Material shown
══════════════════════════════
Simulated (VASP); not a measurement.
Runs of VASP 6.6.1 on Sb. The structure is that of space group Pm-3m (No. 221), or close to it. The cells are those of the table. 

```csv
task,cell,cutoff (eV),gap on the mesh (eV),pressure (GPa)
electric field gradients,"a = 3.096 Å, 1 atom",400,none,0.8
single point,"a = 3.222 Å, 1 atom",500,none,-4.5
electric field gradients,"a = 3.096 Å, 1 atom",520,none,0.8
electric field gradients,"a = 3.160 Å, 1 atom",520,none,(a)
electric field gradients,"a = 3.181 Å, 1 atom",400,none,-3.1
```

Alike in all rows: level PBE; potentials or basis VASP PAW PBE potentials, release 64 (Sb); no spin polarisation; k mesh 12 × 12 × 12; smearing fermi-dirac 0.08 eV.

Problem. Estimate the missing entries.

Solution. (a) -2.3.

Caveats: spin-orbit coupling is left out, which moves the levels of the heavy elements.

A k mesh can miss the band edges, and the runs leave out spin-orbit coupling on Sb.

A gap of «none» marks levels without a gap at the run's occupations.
══════════════════════════════

Assigned task
Start at the first line of the material and transcribe each line exactly, stopping once the line containing "Solution. (a) -2.3." has been written.

Exercise answer
Simulated (VASP); not a measurement.
Runs of VASP 6.6.1 on Sb. The structure is that of space group Pm-3m (No. 221), or close to it. The cells are those of the table. 

```csv
task,cell,cutoff (eV),gap on the mesh (eV),pressure (GPa)
electric field gradients,"a = 3.096 Å, 1 atom",400,none,0.8
single point,"a = 3.222 Å, 1 atom",500,none,-4.5
electric field gradients,"a = 3.096 Å, 1 atom",520,none,0.8
electric field gradients,"a = 3.160 Å, 1 atom",520,none,(a)
electric field gradients,"a = 3.181 Å, 1 atom",400,none,-3.1
```

Alike in all rows: level PBE; potentials or basis VASP PAW PBE potentials, release 64 (Sb); no spin polarisation; k mesh 12 × 12 × 12; smearing fermi-dirac 0.08 eV.

Problem. Estimate the missing entries.

Solution. (a) -2.3.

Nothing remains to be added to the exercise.